Extracted entries
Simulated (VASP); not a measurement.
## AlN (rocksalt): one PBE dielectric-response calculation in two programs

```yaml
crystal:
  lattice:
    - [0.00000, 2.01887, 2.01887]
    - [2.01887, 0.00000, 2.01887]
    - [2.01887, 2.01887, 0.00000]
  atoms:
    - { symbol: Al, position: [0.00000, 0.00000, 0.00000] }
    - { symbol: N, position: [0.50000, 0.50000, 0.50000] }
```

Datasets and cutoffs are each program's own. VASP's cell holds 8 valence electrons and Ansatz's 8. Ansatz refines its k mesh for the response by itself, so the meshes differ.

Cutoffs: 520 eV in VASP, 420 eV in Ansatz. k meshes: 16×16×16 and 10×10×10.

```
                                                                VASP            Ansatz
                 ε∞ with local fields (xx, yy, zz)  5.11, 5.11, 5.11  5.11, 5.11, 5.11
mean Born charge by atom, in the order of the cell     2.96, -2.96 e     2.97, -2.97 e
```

Work order
Return the entries exactly through the "Datasets and cutoffs" line.

Exercise solution
Simulated (VASP); not a measurement.
## AlN (rocksalt): one PBE dielectric-response calculation in two programs

```yaml
crystal:
  lattice:
    - [0.00000, 2.01887, 2.01887]
    - [2.01887, 0.00000, 2.01887]
    - [2.01887, 2.01887, 0.00000]
  atoms:
    - { symbol: Al, position: [0.00000, 0.00000, 0.00000] }
    - { symbol: N, position: [0.50000, 0.50000, 0.50000] }
```

Datasets and cutoffs are each program's own. VASP's cell holds 8 valence electrons and Ansatz's 8. Ansatz refines its k mesh for the response by itself, so the meshes differ.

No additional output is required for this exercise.